» BRIEF: Please return the lines of the data below, word for word, from the first line through the line containing "A work function".

» DATA UNDER STUDY:
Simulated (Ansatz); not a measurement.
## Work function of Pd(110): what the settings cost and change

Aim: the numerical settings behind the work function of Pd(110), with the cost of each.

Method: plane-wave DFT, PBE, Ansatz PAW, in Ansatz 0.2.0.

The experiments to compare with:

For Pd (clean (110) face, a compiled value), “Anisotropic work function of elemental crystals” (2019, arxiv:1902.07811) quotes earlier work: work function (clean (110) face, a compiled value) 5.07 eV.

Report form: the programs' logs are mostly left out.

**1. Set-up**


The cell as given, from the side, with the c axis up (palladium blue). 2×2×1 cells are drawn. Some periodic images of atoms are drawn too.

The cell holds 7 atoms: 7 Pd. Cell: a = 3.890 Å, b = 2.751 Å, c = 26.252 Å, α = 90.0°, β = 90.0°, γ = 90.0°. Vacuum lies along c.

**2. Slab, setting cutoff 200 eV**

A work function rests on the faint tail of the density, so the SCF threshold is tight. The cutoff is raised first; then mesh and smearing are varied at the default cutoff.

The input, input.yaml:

» TASK ANSWER:
Simulated (Ansatz); not a measurement.
## Work function of Pd(110): what the settings cost and change

Aim: the numerical settings behind the work function of Pd(110), with the cost of each.

Method: plane-wave DFT, PBE, Ansatz PAW, in Ansatz 0.2.0.

The experiments to compare with:

For Pd (clean (110) face, a compiled value), “Anisotropic work function of elemental crystals” (2019, arxiv:1902.07811) quotes earlier work: work function (clean (110) face, a compiled value) 5.07 eV.

Report form: the programs' logs are mostly left out.

**1. Set-up**


The cell as given, from the side, with the c axis up (palladium blue). 2×2×1 cells are drawn. Some periodic images of atoms are drawn too.

The cell holds 7 atoms: 7 Pd. Cell: a = 3.890 Å, b = 2.751 Å, c = 26.252 Å, α = 90.0°, β = 90.0°, γ = 90.0°. Vacuum lies along c.

**2. Slab, setting cutoff 200 eV**

A work function rests on the faint tail of the density, so the SCF threshold is tight. The cutoff is raised first; then mesh and smearing are varied at the default cutoff.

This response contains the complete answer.